__EXCERPTED RECORDS__.

+++++

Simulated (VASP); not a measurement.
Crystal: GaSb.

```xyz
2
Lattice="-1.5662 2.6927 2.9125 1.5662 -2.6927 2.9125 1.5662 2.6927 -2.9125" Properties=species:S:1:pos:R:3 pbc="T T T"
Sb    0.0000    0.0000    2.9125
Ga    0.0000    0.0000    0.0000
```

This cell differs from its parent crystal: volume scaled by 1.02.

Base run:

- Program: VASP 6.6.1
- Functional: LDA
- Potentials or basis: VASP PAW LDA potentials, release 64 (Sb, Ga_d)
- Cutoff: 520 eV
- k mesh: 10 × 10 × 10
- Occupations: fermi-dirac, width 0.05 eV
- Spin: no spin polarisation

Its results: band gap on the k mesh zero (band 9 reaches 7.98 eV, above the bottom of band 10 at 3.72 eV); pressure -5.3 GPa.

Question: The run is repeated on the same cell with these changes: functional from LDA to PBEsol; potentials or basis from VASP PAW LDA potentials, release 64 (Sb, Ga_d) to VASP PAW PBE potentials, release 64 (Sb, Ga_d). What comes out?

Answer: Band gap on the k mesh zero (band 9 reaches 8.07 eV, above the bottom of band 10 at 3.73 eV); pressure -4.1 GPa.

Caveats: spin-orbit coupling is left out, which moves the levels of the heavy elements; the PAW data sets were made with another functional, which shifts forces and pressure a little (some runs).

+++++

__ASSIGNMENT__.
Reproduce the entries above exactly, starting at their first line and finishing with the line that contains "Its results: band".

__ANSWER BOX__.
Simulated (VASP); not a measurement.
Crystal: GaSb.

```xyz
2
Lattice="-1.5662 2.6927 2.9125 1.5662 -2.6927 2.9125 1.5662 2.6927 -2.9125" Properties=species:S:1:pos:R:3 pbc="T T T"
Sb    0.0000    0.0000    2.9125
Ga    0.0000    0.0000    0.0000
```

This cell differs from its parent crystal: volume scaled by 1.02.

Base run:

- Program: VASP 6.6.1
- Functional: LDA
- Potentials or basis: VASP PAW LDA potentials, release 64 (Sb, Ga_d)
- Cutoff: 520 eV
- k mesh: 10 × 10 × 10
- Occupations: fermi-dirac, width 0.05 eV
- Spin: no spin polarisation

Its results: band gap on the k mesh zero (band 9 reaches 7.98 eV, above the bottom of band 10 at 3.72 eV); pressure -5.3 GPa.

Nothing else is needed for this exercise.